START Data supplied

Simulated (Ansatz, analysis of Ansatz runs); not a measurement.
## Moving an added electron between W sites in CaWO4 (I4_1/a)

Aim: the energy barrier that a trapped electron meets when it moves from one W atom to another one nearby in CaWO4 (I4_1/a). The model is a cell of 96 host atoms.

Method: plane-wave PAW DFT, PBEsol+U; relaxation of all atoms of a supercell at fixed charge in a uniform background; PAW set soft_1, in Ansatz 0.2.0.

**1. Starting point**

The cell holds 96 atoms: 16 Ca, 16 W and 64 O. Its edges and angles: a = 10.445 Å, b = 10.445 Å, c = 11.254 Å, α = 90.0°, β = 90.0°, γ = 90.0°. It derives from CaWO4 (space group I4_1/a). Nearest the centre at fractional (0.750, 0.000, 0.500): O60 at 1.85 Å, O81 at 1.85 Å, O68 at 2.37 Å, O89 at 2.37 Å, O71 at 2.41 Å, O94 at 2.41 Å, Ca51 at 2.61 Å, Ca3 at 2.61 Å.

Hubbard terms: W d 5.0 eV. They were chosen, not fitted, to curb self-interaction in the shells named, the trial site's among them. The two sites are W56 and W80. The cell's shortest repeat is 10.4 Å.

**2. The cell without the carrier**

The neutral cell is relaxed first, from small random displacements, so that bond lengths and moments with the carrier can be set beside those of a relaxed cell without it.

END Data supplied

● Work request: Among the entries above, copy exactly only the lines starting with the one containing "Method: plane-wave PAW" and going through the one containing "without the carrier**", both ends included.

● Worked solution:
Method: plane-wave PAW DFT, PBEsol+U; relaxation of all atoms of a supercell at fixed charge in a uniform background; PAW set soft_1, in Ansatz 0.2.0.

**1. Starting point**

The cell holds 96 atoms: 16 Ca, 16 W and 64 O. Its edges and angles: a = 10.445 Å, b = 10.445 Å, c = 11.254 Å, α = 90.0°, β = 90.0°, γ = 90.0°. It derives from CaWO4 (space group I4_1/a). Nearest the centre at fractional (0.750, 0.000, 0.500): O60 at 1.85 Å, O81 at 1.85 Å, O68 at 2.37 Å, O89 at 2.37 Å, O71 at 2.41 Å, O94 at 2.41 Å, Ca51 at 2.61 Å, Ca3 at 2.61 Å.

Hubbard terms: W d 5.0 eV. They were chosen, not fitted, to curb self-interaction in the shells named, the trial site's among them. The two sites are W56 and W80. The cell's shortest repeat is 10.4 Å.

**2. The cell without the carrier**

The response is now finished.